......

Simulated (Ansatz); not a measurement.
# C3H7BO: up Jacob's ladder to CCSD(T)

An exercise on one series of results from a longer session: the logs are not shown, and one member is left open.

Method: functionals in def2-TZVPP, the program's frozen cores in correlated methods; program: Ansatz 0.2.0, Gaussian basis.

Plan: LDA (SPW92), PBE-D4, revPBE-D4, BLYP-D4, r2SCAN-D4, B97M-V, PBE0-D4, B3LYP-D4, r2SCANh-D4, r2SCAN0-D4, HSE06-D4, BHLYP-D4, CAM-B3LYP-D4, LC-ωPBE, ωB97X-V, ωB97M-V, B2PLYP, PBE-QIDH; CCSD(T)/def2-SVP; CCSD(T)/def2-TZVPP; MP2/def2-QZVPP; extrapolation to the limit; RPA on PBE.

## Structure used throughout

......

• [Work task] From the top of the material above, print every line exactly, ending with the line that holds "RPA on PBE.".

• [Written response]
Simulated (Ansatz); not a measurement.
# C3H7BO: up Jacob's ladder to CCSD(T)

An exercise on one series of results from a longer session: the logs are not shown, and one member is left open.

Method: functionals in def2-TZVPP, the program's frozen cores in correlated methods; program: Ansatz 0.2.0, Gaussian basis.

Plan: LDA (SPW92), PBE-D4, revPBE-D4, BLYP-D4, r2SCAN-D4, B97M-V, PBE0-D4, B3LYP-D4, r2SCANh-D4, r2SCAN0-D4, HSE06-D4, BHLYP-D4, CAM-B3LYP-D4, LC-ωPBE, ωB97X-V, ωB97M-V, B2PLYP, PBE-QIDH; CCSD(T)/def2-SVP; CCSD(T)/def2-TZVPP; MP2/def2-QZVPP; extrapolation to the limit; RPA on PBE.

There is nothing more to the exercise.